> ASSIGNMENT:
Stopping right after the line with "7.02 | -0.049 |", please reproduce the material below exactly from its first line.

Top of DATASET CONTENT

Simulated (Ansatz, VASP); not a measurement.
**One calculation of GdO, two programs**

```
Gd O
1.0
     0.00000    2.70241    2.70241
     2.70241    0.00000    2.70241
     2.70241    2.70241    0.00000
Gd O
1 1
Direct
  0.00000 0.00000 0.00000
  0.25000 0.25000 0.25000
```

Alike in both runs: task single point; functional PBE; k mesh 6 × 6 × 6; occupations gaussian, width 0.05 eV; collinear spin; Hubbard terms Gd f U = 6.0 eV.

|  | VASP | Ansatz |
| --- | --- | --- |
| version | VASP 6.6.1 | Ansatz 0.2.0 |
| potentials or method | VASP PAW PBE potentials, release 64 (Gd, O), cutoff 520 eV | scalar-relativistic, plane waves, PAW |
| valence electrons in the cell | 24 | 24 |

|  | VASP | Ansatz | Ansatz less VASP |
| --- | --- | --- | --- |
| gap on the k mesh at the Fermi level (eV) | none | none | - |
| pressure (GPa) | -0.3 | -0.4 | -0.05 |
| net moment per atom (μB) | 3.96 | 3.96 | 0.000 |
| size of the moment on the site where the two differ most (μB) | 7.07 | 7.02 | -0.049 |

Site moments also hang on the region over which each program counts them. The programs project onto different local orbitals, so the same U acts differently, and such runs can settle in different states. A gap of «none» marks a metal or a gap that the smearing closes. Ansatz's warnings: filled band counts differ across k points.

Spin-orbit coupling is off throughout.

Bottom of DATASET CONTENT

> EXPECTED ANSWER:
Simulated (Ansatz, VASP); not a measurement.
**One calculation of GdO, two programs**

```
Gd O
1.0
     0.00000    2.70241    2.70241
     2.70241    0.00000    2.70241
     2.70241    2.70241    0.00000
Gd O
1 1
Direct
  0.00000 0.00000 0.00000
  0.25000 0.25000 0.25000
```

Alike in both runs: task single point; functional PBE; k mesh 6 × 6 × 6; occupations gaussian, width 0.05 eV; collinear spin; Hubbard terms Gd f U = 6.0 eV.

|  | VASP | Ansatz |
| --- | --- | --- |
| version | VASP 6.6.1 | Ansatz 0.2.0 |
| potentials or method | VASP PAW PBE potentials, release 64 (Gd, O), cutoff 520 eV | scalar-relativistic, plane waves, PAW |
| valence electrons in the cell | 24 | 24 |

|  | VASP | Ansatz | Ansatz less VASP |
| --- | --- | --- | --- |
| gap on the k mesh at the Fermi level (eV) | none | none | - |
| pressure (GPa) | -0.3 | -0.4 | -0.05 |
| net moment per atom (μB) | 3.96 | 3.96 | 0.000 |
| size of the moment on the site where the two differ most (μB) | 7.07 | 7.02 | -0.049 |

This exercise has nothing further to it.